Data:
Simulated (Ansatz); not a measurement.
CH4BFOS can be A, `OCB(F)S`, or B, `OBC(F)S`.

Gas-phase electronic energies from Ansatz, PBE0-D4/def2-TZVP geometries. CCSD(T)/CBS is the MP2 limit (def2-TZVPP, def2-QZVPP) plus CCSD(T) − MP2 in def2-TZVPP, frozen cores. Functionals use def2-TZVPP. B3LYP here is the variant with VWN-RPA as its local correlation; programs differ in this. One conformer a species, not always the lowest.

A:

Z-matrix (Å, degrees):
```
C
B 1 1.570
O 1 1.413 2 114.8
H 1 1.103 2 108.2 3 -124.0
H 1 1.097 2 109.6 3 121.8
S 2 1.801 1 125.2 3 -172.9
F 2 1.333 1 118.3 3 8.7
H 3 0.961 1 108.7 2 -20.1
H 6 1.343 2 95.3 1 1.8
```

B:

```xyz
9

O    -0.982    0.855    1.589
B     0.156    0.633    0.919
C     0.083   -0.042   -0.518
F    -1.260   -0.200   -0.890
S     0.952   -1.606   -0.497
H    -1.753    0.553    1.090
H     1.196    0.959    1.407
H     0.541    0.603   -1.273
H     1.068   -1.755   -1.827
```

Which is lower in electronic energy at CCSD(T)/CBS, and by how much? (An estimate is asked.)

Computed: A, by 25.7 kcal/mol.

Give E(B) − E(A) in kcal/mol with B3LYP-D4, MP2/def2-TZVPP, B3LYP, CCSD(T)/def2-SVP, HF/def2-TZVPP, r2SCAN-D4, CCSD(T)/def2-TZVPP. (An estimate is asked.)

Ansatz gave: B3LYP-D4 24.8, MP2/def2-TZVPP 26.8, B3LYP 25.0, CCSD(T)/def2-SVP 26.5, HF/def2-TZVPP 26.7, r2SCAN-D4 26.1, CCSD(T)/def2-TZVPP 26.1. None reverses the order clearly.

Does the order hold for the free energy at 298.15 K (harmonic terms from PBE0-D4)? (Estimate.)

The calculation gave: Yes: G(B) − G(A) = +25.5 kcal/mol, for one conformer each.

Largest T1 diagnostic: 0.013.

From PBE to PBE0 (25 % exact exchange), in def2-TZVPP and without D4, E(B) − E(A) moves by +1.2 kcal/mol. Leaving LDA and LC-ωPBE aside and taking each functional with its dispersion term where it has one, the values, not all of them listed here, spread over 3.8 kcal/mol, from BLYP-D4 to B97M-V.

Work task:
From the top of the listing above, restate each line word for word up to and including the line with "Largest T1 diagnostic: 0.013."; add nothing else.

Your solution:
Simulated (Ansatz); not a measurement.
CH4BFOS can be A, `OCB(F)S`, or B, `OBC(F)S`.

Gas-phase electronic energies from Ansatz, PBE0-D4/def2-TZVP geometries. CCSD(T)/CBS is the MP2 limit (def2-TZVPP, def2-QZVPP) plus CCSD(T) − MP2 in def2-TZVPP, frozen cores. Functionals use def2-TZVPP. B3LYP here is the variant with VWN-RPA as its local correlation; programs differ in this. One conformer a species, not always the lowest.

A:

Z-matrix (Å, degrees):
```
C
B 1 1.570
O 1 1.413 2 114.8
H 1 1.103 2 108.2 3 -124.0
H 1 1.097 2 109.6 3 121.8
S 2 1.801 1 125.2 3 -172.9
F 2 1.333 1 118.3 3 8.7
H 3 0.961 1 108.7 2 -20.1
H 6 1.343 2 95.3 1 1.8
```

B:

```xyz
9

O    -0.982    0.855    1.589
B     0.156    0.633    0.919
C     0.083   -0.042   -0.518
F    -1.260   -0.200   -0.890
S     0.952   -1.606   -0.497
H    -1.753    0.553    1.090
H     1.196    0.959    1.407
H     0.541    0.603   -1.273
H     1.068   -1.755   -1.827
```

Which is lower in electronic energy at CCSD(T)/CBS, and by how much? (An estimate is asked.)

Computed: A, by 25.7 kcal/mol.

Give E(B) − E(A) in kcal/mol with B3LYP-D4, MP2/def2-TZVPP, B3LYP, CCSD(T)/def2-SVP, HF/def2-TZVPP, r2SCAN-D4, CCSD(T)/def2-TZVPP. (An estimate is asked.)

Ansatz gave: B3LYP-D4 24.8, MP2/def2-TZVPP 26.8, B3LYP 25.0, CCSD(T)/def2-SVP 26.5, HF/def2-TZVPP 26.7, r2SCAN-D4 26.1, CCSD(T)/def2-TZVPP 26.1. None reverses the order clearly.

Does the order hold for the free energy at 298.15 K (harmonic terms from PBE0-D4)? (Estimate.)

The calculation gave: Yes: G(B) − G(A) = +25.5 kcal/mol, for one conformer each.

Largest T1 diagnostic: 0.013.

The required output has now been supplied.